Entries shown =
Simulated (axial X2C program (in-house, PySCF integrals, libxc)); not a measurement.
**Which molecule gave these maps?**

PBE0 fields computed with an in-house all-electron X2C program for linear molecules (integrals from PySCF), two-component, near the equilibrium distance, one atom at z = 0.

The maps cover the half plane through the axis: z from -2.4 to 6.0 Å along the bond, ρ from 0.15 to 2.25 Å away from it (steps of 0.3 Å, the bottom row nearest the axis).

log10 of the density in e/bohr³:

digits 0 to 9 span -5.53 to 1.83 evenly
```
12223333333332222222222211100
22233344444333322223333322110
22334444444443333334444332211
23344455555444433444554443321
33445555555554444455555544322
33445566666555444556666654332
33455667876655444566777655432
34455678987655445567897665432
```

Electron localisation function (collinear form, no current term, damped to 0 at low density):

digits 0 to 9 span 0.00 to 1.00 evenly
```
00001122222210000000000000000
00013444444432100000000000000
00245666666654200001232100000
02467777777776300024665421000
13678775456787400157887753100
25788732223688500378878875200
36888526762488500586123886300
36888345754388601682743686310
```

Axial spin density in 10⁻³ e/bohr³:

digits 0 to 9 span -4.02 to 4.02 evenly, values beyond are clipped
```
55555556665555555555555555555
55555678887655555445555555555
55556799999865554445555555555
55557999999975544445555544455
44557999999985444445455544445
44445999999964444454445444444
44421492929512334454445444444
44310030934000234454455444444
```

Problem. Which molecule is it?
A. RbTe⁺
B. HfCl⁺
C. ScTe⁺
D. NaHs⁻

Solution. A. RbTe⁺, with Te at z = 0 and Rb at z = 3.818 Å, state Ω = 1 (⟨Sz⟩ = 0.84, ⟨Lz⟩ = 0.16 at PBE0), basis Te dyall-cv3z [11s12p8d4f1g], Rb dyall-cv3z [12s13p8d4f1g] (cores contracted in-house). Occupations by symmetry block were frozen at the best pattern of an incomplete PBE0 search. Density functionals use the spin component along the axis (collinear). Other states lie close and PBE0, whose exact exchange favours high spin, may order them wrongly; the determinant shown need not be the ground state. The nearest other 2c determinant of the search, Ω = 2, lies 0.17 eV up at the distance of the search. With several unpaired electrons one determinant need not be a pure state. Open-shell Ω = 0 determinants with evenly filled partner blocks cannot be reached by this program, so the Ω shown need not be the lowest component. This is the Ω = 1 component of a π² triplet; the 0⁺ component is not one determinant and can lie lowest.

Assignment = The lines above starting at the one that contains "gave these maps?**" and ending at the one that contains "The maps cover" must be transcribed exactly, and no other lines may appear.

Answer section =
**Which molecule gave these maps?**

PBE0 fields computed with an in-house all-electron X2C program for linear molecules (integrals from PySCF), two-component, near the equilibrium distance, one atom at z = 0.

The maps cover the half plane through the axis: z from -2.4 to 6.0 Å along the bond, ρ from 0.15 to 2.25 Å away from it (steps of 0.3 Å, the bottom row nearest the axis).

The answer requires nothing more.